**ACTION ITEM**
Set down, exactly as written, every line from the top of the records below to the line containing "The gap is indirect, 2.82", both ends included, and no others.

━━━ PROVIDED DATA ━━━

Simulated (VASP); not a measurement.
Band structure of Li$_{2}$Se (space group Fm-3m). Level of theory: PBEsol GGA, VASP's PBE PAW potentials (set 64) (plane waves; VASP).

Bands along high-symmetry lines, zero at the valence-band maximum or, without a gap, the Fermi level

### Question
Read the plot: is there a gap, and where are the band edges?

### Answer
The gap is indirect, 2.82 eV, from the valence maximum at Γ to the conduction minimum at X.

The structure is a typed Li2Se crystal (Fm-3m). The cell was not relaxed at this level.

━━━

**ANSWER BOX**
Simulated (VASP); not a measurement.
Band structure of Li$_{2}$Se (space group Fm-3m). Level of theory: PBEsol GGA, VASP's PBE PAW potentials (set 64) (plane waves; VASP).

Bands along high-symmetry lines, zero at the valence-band maximum or, without a gap, the Fermi level

### Question
Read the plot: is there a gap, and where are the band edges?

### Answer
The gap is indirect, 2.82 eV, from the valence maximum at Γ to the conduction minimum at X.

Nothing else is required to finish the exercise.